▶ Assigned task:
Would you reproduce the entries exactly, including every line?

Extracted data START

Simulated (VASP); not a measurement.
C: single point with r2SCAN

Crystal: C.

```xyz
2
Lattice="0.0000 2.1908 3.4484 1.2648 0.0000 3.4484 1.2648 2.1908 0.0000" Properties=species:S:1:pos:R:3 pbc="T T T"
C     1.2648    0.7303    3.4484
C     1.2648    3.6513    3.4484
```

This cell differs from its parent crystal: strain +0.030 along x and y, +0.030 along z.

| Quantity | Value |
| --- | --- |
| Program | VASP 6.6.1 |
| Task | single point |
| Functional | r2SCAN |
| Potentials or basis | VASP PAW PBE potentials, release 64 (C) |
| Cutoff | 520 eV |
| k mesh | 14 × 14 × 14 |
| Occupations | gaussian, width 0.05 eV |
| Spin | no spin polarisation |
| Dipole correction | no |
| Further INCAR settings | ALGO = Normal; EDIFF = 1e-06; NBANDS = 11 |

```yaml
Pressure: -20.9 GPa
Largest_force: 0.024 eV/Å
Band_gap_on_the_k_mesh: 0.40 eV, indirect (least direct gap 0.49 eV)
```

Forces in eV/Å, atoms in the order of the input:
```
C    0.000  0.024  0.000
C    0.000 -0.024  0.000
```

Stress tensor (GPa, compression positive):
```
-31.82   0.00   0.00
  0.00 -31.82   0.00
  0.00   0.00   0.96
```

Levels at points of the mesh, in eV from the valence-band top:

Extracted data END

▶ Problem solution:
Simulated (VASP); not a measurement.
C: single point with r2SCAN

Crystal: C.

```xyz
2
Lattice="0.0000 2.1908 3.4484 1.2648 0.0000 3.4484 1.2648 2.1908 0.0000" Properties=species:S:1:pos:R:3 pbc="T T T"
C     1.2648    0.7303    3.4484
C     1.2648    3.6513    3.4484
```

This cell differs from its parent crystal: strain +0.030 along x and y, +0.030 along z.

| Quantity | Value |
| --- | --- |
| Program | VASP 6.6.1 |
| Task | single point |
| Functional | r2SCAN |
| Potentials or basis | VASP PAW PBE potentials, release 64 (C) |
| Cutoff | 520 eV |
| k mesh | 14 × 14 × 14 |
| Occupations | gaussian, width 0.05 eV |
| Spin | no spin polarisation |
| Dipole correction | no |
| Further INCAR settings | ALGO = Normal; EDIFF = 1e-06; NBANDS = 11 |

```yaml
Pressure: -20.9 GPa
Largest_force: 0.024 eV/Å
Band_gap_on_the_k_mesh: 0.40 eV, indirect (least direct gap 0.49 eV)
```

Forces in eV/Å, atoms in the order of the input:
```
C    0.000  0.024  0.000
C    0.000 -0.024  0.000
```

Stress tensor (GPa, compression positive):
```
-31.82   0.00   0.00
  0.00 -31.82   0.00
  0.00   0.00   0.96
```

Levels at points of the mesh, in eV from the valence-band top:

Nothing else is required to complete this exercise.